### Data records
-=-=-=-=-
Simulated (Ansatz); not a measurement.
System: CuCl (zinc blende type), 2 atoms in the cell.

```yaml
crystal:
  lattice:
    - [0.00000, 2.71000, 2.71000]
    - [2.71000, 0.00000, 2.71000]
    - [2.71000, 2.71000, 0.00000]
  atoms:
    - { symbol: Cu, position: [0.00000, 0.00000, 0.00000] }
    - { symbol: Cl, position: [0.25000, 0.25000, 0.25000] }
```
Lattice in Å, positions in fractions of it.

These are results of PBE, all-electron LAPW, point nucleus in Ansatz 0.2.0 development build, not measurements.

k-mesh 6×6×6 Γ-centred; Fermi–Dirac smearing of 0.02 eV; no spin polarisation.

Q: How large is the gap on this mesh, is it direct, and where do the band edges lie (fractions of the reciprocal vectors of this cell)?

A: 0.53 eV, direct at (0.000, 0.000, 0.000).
-=-=-=-=-

### Required action
Type out the material again, matching every line.

### Task result
Simulated (Ansatz); not a measurement.
System: CuCl (zinc blende type), 2 atoms in the cell.

```yaml
crystal:
  lattice:
    - [0.00000, 2.71000, 2.71000]
    - [2.71000, 0.00000, 2.71000]
    - [2.71000, 2.71000, 0.00000]
  atoms:
    - { symbol: Cu, position: [0.00000, 0.00000, 0.00000] }
    - { symbol: Cl, position: [0.25000, 0.25000, 0.25000] }
```
Lattice in Å, positions in fractions of it.

These are results of PBE, all-electron LAPW, point nucleus in Ansatz 0.2.0 development build, not measurements.

k-mesh 6×6×6 Γ-centred; Fermi–Dirac smearing of 0.02 eV; no spin polarisation.

Q: How large is the gap on this mesh, is it direct, and where do the band edges lie (fractions of the reciprocal vectors of this cell)?

A: 0.53 eV, direct at (0.000, 0.000, 0.000).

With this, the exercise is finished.